Work request
Everything from the first line of the material below through the line containing "## Step 10: c645b at MP2/def2-TZVPP" must be retyped exactly, and nothing past it.

Provided material
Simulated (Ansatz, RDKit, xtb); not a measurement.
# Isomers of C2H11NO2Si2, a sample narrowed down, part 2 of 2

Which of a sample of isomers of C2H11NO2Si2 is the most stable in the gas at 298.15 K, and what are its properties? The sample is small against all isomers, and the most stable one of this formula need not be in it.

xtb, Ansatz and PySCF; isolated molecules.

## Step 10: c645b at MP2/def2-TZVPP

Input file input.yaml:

Answer box
Simulated (Ansatz, RDKit, xtb); not a measurement.
# Isomers of C2H11NO2Si2, a sample narrowed down, part 2 of 2

Which of a sample of isomers of C2H11NO2Si2 is the most stable in the gas at 298.15 K, and what are its properties? The sample is small against all isomers, and the most stable one of this formula need not be in it.

xtb, Ansatz and PySCF; isolated molecules.

## Step 10: c645b at MP2/def2-TZVPP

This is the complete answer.